Activity - In the data below, find the line that contains "B) CAM-B3LYP/aug-pcseg-1" and the line that contains "D) CAM-B3LYP/pcseg-1". Copy both, plus every line between them, exactly.

Extracted data -
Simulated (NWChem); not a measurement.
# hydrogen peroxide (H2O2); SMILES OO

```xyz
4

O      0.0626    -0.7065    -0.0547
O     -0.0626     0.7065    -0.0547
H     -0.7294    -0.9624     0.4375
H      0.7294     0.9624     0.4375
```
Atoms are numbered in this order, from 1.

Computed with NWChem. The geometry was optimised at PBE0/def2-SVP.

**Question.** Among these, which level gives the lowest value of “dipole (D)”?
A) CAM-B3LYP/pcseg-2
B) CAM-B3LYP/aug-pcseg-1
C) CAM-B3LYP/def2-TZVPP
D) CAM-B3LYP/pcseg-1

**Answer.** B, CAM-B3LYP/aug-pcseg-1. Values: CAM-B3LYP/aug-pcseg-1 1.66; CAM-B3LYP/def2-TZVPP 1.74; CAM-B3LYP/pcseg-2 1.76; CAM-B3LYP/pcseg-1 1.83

Exercise response -
B) CAM-B3LYP/aug-pcseg-1
C) CAM-B3LYP/def2-TZVPP
D) CAM-B3LYP/pcseg-1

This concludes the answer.